#### INPUT DATA

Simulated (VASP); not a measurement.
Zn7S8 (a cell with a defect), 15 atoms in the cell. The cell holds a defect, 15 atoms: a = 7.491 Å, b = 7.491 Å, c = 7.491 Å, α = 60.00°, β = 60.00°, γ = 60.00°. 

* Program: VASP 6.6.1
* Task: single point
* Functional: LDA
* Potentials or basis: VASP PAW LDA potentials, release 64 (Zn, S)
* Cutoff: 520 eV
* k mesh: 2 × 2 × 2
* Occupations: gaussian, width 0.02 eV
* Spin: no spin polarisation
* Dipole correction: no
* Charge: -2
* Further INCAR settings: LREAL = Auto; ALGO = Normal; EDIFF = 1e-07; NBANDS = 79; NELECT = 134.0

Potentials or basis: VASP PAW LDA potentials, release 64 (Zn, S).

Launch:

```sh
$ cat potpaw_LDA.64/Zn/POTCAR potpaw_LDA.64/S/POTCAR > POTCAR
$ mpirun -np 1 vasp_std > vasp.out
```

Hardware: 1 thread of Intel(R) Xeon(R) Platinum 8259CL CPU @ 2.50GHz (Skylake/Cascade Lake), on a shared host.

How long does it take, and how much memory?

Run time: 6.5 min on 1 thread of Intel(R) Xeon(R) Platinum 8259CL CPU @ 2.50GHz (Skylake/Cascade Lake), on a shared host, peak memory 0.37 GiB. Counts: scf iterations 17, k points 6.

########

## ACTIVITY
Repeat every record, keeping each word and mark exactly as it is.

## ANSWER SECTION
Simulated (VASP); not a measurement.
Zn7S8 (a cell with a defect), 15 atoms in the cell. The cell holds a defect, 15 atoms: a = 7.491 Å, b = 7.491 Å, c = 7.491 Å, α = 60.00°, β = 60.00°, γ = 60.00°. 

* Program: VASP 6.6.1
* Task: single point
* Functional: LDA
* Potentials or basis: VASP PAW LDA potentials, release 64 (Zn, S)
* Cutoff: 520 eV
* k mesh: 2 × 2 × 2
* Occupations: gaussian, width 0.02 eV
* Spin: no spin polarisation
* Dipole correction: no
* Charge: -2
* Further INCAR settings: LREAL = Auto; ALGO = Normal; EDIFF = 1e-07; NBANDS = 79; NELECT = 134.0

Potentials or basis: VASP PAW LDA potentials, release 64 (Zn, S).

Launch:

```sh
$ cat potpaw_LDA.64/Zn/POTCAR potpaw_LDA.64/S/POTCAR > POTCAR
$ mpirun -np 1 vasp_std > vasp.out
```

Hardware: 1 thread of Intel(R) Xeon(R) Platinum 8259CL CPU @ 2.50GHz (Skylake/Cascade Lake), on a shared host.

How long does it take, and how much memory?

Run time: 6.5 min on 1 thread of Intel(R) Xeon(R) Platinum 8259CL CPU @ 2.50GHz (Skylake/Cascade Lake), on a shared host, peak memory 0.37 GiB. Counts: scf iterations 17, k points 6.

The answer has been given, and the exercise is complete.